§ **Data for review**:
-- Opening Marker --

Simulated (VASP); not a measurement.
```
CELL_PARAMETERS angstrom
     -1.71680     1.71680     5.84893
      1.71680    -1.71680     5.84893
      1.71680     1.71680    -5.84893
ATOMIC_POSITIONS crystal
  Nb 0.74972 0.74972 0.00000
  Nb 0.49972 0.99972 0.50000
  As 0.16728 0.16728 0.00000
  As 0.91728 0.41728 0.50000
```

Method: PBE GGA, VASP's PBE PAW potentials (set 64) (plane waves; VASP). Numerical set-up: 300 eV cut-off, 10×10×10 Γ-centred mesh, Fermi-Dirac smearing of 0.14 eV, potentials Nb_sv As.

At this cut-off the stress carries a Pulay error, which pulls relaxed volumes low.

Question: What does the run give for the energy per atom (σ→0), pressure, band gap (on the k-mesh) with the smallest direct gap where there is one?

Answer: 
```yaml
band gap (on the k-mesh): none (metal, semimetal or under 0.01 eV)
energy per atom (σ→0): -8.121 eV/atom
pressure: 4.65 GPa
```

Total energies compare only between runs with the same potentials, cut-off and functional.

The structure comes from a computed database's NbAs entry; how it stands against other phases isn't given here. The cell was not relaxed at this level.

-- Closing Marker --

§ **Assignment**:
The lines above, starting at the one with "Question: What does" and ending at the one with "Total energies compare", are the only ones to return, exactly as written.

§ **Answer space**:
Question: What does the run give for the energy per atom (σ→0), pressure, band gap (on the k-mesh) with the smallest direct gap where there is one?

Answer: 
```yaml
band gap (on the k-mesh): none (metal, semimetal or under 0.01 eV)
energy per atom (σ→0): -8.121 eV/atom
pressure: 4.65 GPa
```

Total energies compare only between runs with the same potentials, cut-off and functional.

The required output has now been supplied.